Data supplied:
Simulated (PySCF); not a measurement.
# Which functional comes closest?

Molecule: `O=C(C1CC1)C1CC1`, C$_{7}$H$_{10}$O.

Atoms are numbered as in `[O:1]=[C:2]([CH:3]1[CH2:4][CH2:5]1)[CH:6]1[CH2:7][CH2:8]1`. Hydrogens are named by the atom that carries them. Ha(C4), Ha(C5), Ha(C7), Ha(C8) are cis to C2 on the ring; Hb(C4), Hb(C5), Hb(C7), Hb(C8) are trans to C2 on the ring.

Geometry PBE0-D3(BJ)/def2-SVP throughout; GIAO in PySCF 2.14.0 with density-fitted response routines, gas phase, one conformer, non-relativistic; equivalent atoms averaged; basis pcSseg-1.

Work task:
The answer must be the complete listing, repeated exactly.

Task solution:
Simulated (PySCF); not a measurement.
# Which functional comes closest?

Molecule: `O=C(C1CC1)C1CC1`, C$_{7}$H$_{10}$O.

Atoms are numbered as in `[O:1]=[C:2]([CH:3]1[CH2:4][CH2:5]1)[CH:6]1[CH2:7][CH2:8]1`. Hydrogens are named by the atom that carries them. Ha(C4), Ha(C5), Ha(C7), Ha(C8) are cis to C2 on the ring; Hb(C4), Hb(C5), Hb(C7), Hb(C8) are trans to C2 on the ring.

Geometry PBE0-D3(BJ)/def2-SVP throughout; GIAO in PySCF 2.14.0 with density-fitted response routines, gas phase, one conformer, non-relativistic; equivalent atoms averaged; basis pcSseg-1.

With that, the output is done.